_DATA FOR ANALYSIS_
Segment Open
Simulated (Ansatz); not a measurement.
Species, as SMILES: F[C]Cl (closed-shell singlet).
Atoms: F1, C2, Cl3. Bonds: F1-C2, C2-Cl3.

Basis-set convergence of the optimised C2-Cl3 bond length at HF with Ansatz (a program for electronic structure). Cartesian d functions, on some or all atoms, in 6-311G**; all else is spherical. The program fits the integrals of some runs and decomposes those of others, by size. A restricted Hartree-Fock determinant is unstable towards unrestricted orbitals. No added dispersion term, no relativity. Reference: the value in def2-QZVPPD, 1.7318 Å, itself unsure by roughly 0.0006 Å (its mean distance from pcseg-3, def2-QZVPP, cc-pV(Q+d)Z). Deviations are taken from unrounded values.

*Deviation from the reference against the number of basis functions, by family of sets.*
Segment Closed

_WORK REQUEST_
Reproduce the material above exactly, beginning at its first line and ending with the line that holds "Atoms: F1, C2, Cl3. Bonds: F1-C2, C2-Cl3.". Include nothing else.

_WORKED SOLUTION_
Simulated (Ansatz); not a measurement.
Species, as SMILES: F[C]Cl (closed-shell singlet).
Atoms: F1, C2, Cl3. Bonds: F1-C2, C2-Cl3.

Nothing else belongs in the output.